_BRIEF_. Each record below should be given again exactly as it reads.

↓

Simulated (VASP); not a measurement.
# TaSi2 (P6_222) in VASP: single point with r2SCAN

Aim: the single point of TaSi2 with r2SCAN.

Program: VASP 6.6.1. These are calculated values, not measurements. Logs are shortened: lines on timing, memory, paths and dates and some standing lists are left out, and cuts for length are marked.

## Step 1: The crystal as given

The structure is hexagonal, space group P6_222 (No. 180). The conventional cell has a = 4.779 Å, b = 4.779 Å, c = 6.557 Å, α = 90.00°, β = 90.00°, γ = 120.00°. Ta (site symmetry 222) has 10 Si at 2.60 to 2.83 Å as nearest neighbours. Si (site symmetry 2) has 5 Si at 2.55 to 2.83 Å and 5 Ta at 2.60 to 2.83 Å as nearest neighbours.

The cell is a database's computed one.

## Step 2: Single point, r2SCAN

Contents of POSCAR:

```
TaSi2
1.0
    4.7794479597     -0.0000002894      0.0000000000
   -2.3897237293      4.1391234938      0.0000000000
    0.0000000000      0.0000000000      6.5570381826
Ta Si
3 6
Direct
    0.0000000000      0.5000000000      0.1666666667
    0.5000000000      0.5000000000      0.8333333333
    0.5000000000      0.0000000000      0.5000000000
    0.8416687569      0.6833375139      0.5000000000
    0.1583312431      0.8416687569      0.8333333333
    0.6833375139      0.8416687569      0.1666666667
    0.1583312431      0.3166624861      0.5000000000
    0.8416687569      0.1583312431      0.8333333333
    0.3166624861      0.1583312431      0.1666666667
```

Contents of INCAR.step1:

↑

_WRITTEN ANSWER_.
Simulated (VASP); not a measurement.
# TaSi2 (P6_222) in VASP: single point with r2SCAN

Aim: the single point of TaSi2 with r2SCAN.

Program: VASP 6.6.1. These are calculated values, not measurements. Logs are shortened: lines on timing, memory, paths and dates and some standing lists are left out, and cuts for length are marked.

## Step 1: The crystal as given

The structure is hexagonal, space group P6_222 (No. 180). The conventional cell has a = 4.779 Å, b = 4.779 Å, c = 6.557 Å, α = 90.00°, β = 90.00°, γ = 120.00°. Ta (site symmetry 222) has 10 Si at 2.60 to 2.83 Å as nearest neighbours. Si (site symmetry 2) has 5 Si at 2.55 to 2.83 Å and 5 Ta at 2.60 to 2.83 Å as nearest neighbours.

The cell is a database's computed one.

## Step 2: Single point, r2SCAN

Contents of POSCAR:

```
TaSi2
1.0
    4.7794479597     -0.0000002894      0.0000000000
   -2.3897237293      4.1391234938      0.0000000000
    0.0000000000      0.0000000000      6.5570381826
Ta Si
3 6
Direct
    0.0000000000      0.5000000000      0.1666666667
    0.5000000000      0.5000000000      0.8333333333
    0.5000000000      0.0000000000      0.5000000000
    0.8416687569      0.6833375139      0.5000000000
    0.1583312431      0.8416687569      0.8333333333
    0.6833375139      0.8416687569      0.1666666667
    0.1583312431      0.3166624861      0.5000000000
    0.8416687569      0.1583312431      0.8333333333
    0.3166624861      0.1583312431      0.1666666667
```

Contents of INCAR.step1:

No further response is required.